[Start of section]
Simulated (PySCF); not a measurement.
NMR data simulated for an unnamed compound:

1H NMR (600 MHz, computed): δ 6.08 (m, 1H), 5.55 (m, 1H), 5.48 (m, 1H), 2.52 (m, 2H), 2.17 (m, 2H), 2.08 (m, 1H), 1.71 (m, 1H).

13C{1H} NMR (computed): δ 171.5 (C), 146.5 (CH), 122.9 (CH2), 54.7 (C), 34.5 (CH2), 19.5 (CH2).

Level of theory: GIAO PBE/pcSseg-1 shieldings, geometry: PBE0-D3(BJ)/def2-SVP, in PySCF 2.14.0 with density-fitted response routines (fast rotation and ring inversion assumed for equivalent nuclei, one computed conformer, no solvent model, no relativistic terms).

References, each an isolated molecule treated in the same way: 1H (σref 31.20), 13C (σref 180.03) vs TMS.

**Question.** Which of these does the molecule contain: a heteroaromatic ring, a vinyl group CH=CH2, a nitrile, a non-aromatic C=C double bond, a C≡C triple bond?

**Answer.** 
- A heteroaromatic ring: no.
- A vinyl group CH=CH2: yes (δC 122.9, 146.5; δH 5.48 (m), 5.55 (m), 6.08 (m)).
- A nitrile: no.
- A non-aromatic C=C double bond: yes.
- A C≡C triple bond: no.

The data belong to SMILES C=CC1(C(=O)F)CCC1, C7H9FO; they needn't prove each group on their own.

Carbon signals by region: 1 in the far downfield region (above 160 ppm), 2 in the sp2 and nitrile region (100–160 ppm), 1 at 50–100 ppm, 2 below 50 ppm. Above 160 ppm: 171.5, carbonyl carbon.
[End of section]

_ASSIGNMENT_:
Working from the records above, write out verbatim only the lines from the line containing "- A nitrile: no." through the line containing "The data belong".

_ANSWER BOX_:
- A nitrile: no.
- A non-aromatic C=C double bond: yes.
- A C≡C triple bond: no.

The data belong to SMILES C=CC1(C(=O)F)CCC1, C7H9FO; they needn't prove each group on their own.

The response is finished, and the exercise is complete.